- [Assignment] The records follow. Print, word for word, the first line through the "Is a single" line.

- [Dataset content]
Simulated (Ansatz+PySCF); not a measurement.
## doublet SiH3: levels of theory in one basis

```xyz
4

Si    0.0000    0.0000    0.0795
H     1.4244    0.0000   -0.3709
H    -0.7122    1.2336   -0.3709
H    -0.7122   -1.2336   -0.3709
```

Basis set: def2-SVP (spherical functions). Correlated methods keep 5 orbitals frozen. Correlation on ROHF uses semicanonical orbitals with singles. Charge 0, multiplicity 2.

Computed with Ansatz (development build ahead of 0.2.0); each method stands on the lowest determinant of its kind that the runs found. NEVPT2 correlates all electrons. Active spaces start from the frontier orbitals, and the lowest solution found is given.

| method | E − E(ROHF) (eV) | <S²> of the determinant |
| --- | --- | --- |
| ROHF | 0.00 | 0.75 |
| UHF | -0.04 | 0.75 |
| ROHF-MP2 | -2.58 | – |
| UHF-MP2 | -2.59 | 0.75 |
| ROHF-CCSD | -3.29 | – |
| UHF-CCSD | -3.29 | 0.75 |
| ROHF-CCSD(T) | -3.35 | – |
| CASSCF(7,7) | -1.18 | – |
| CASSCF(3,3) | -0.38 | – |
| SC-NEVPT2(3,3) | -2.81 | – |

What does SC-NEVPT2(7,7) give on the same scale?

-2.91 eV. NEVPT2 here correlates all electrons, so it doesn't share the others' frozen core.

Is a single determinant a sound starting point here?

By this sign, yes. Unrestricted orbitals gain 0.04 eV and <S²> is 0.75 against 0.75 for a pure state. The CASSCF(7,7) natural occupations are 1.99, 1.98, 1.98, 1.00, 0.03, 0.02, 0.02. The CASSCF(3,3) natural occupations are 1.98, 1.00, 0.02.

- [Problem solution]
Simulated (Ansatz+PySCF); not a measurement.
## doublet SiH3: levels of theory in one basis

```xyz
4

Si    0.0000    0.0000    0.0795
H     1.4244    0.0000   -0.3709
H    -0.7122    1.2336   -0.3709
H    -0.7122   -1.2336   -0.3709
```

Basis set: def2-SVP (spherical functions). Correlated methods keep 5 orbitals frozen. Correlation on ROHF uses semicanonical orbitals with singles. Charge 0, multiplicity 2.

Computed with Ansatz (development build ahead of 0.2.0); each method stands on the lowest determinant of its kind that the runs found. NEVPT2 correlates all electrons. Active spaces start from the frontier orbitals, and the lowest solution found is given.

| method | E − E(ROHF) (eV) | <S²> of the determinant |
| --- | --- | --- |
| ROHF | 0.00 | 0.75 |
| UHF | -0.04 | 0.75 |
| ROHF-MP2 | -2.58 | – |
| UHF-MP2 | -2.59 | 0.75 |
| ROHF-CCSD | -3.29 | – |
| UHF-CCSD | -3.29 | 0.75 |
| ROHF-CCSD(T) | -3.35 | – |
| CASSCF(7,7) | -1.18 | – |
| CASSCF(3,3) | -0.38 | – |
| SC-NEVPT2(3,3) | -2.81 | – |

What does SC-NEVPT2(7,7) give on the same scale?

-2.91 eV. NEVPT2 here correlates all electrons, so it doesn't share the others' frozen core.

Is a single determinant a sound starting point here?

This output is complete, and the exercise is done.